● **Action item**
From the very first line down to the line containing "A: Aluminium: up", write out the material exactly as it appears, and no more.

● **Data under study**
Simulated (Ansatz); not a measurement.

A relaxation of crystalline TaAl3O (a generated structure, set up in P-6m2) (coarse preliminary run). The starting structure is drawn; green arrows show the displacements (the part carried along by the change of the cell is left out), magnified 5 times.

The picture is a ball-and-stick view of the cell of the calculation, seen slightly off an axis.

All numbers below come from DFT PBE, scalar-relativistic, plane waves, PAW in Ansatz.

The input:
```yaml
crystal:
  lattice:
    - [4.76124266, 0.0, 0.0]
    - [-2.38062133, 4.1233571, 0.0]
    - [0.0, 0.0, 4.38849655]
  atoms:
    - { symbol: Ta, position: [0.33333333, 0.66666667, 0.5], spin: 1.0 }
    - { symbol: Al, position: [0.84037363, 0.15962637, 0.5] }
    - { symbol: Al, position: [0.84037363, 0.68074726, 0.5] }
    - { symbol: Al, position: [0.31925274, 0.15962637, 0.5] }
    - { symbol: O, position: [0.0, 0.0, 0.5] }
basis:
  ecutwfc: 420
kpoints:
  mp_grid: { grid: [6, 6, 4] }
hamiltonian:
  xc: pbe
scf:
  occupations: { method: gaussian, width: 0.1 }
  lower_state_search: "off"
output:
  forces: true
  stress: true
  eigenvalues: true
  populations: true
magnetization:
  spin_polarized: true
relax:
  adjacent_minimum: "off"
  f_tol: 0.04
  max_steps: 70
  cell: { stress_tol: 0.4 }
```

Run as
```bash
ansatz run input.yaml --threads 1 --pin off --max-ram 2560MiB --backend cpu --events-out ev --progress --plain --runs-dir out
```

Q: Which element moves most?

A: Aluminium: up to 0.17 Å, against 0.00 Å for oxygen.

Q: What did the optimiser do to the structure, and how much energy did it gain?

● **Your response**
Simulated (Ansatz); not a measurement.

A relaxation of crystalline TaAl3O (a generated structure, set up in P-6m2) (coarse preliminary run). The starting structure is drawn; green arrows show the displacements (the part carried along by the change of the cell is left out), magnified 5 times.

The picture is a ball-and-stick view of the cell of the calculation, seen slightly off an axis.

All numbers below come from DFT PBE, scalar-relativistic, plane waves, PAW in Ansatz.

The input:
```yaml
crystal:
  lattice:
    - [4.76124266, 0.0, 0.0]
    - [-2.38062133, 4.1233571, 0.0]
    - [0.0, 0.0, 4.38849655]
  atoms:
    - { symbol: Ta, position: [0.33333333, 0.66666667, 0.5], spin: 1.0 }
    - { symbol: Al, position: [0.84037363, 0.15962637, 0.5] }
    - { symbol: Al, position: [0.84037363, 0.68074726, 0.5] }
    - { symbol: Al, position: [0.31925274, 0.15962637, 0.5] }
    - { symbol: O, position: [0.0, 0.0, 0.5] }
basis:
  ecutwfc: 420
kpoints:
  mp_grid: { grid: [6, 6, 4] }
hamiltonian:
  xc: pbe
scf:
  occupations: { method: gaussian, width: 0.1 }
  lower_state_search: "off"
output:
  forces: true
  stress: true
  eigenvalues: true
  populations: true
magnetization:
  spin_polarized: true
relax:
  adjacent_minimum: "off"
  f_tol: 0.04
  max_steps: 70
  cell: { stress_tol: 0.4 }
```

Run as
```bash
ansatz run input.yaml --threads 1 --pin off --max-ram 2560MiB --backend cpu --events-out ev --progress --plain --runs-dir out
```

Q: Which element moves most?

A: Aluminium: up to 0.17 Å, against 0.00 Å for oxygen.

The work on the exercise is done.